▸ Assignment
Your answer should be the lines from the start of the records through the line with "Question: Does this", copied word for word.

▸ Data shown
#####

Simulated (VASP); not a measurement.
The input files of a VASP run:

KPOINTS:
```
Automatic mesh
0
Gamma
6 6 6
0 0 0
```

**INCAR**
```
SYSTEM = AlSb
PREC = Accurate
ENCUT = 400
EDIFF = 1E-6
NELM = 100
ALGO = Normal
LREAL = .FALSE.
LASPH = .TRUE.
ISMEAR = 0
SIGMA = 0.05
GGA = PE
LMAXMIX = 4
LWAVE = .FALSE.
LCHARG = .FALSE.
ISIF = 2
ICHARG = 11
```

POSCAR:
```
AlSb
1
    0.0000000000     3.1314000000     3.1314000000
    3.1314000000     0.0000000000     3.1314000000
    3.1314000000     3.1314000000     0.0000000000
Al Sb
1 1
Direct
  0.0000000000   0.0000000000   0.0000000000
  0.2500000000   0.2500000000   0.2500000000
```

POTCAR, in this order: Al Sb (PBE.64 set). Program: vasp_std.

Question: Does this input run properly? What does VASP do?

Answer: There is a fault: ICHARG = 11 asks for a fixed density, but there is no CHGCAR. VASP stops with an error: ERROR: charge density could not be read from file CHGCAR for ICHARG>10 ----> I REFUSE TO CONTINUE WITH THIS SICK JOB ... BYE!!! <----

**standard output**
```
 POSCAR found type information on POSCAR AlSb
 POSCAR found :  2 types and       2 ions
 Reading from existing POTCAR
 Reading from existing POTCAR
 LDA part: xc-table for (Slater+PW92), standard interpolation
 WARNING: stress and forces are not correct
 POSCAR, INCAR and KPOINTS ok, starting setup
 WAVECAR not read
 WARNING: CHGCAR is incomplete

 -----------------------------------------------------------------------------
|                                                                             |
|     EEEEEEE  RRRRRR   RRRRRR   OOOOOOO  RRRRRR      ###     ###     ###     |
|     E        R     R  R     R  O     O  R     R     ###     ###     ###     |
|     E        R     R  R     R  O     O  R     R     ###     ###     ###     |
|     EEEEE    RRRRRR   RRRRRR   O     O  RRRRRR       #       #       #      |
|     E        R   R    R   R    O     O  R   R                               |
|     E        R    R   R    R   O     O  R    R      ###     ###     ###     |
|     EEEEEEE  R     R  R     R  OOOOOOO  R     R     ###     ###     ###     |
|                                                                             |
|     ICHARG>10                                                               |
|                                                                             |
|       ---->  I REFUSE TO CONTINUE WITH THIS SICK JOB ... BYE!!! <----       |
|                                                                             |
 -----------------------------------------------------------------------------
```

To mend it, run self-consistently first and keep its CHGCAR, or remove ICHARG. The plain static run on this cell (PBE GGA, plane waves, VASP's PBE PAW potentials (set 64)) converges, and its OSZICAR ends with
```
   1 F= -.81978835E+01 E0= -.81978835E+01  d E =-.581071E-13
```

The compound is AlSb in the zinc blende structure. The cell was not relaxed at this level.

#####

▸ Answer box
Simulated (VASP); not a measurement.
The input files of a VASP run:

KPOINTS:
```
Automatic mesh
0
Gamma
6 6 6
0 0 0
```

**INCAR**
```
SYSTEM = AlSb
PREC = Accurate
ENCUT = 400
EDIFF = 1E-6
NELM = 100
ALGO = Normal
LREAL = .FALSE.
LASPH = .TRUE.
ISMEAR = 0
SIGMA = 0.05
GGA = PE
LMAXMIX = 4
LWAVE = .FALSE.
LCHARG = .FALSE.
ISIF = 2
ICHARG = 11
```

POSCAR:
```
AlSb
1
    0.0000000000     3.1314000000     3.1314000000
    3.1314000000     0.0000000000     3.1314000000
    3.1314000000     3.1314000000     0.0000000000
Al Sb
1 1
Direct
  0.0000000000   0.0000000000   0.0000000000
  0.2500000000   0.2500000000   0.2500000000
```

POTCAR, in this order: Al Sb (PBE.64 set). Program: vasp_std.

Question: Does this input run properly? What does VASP do?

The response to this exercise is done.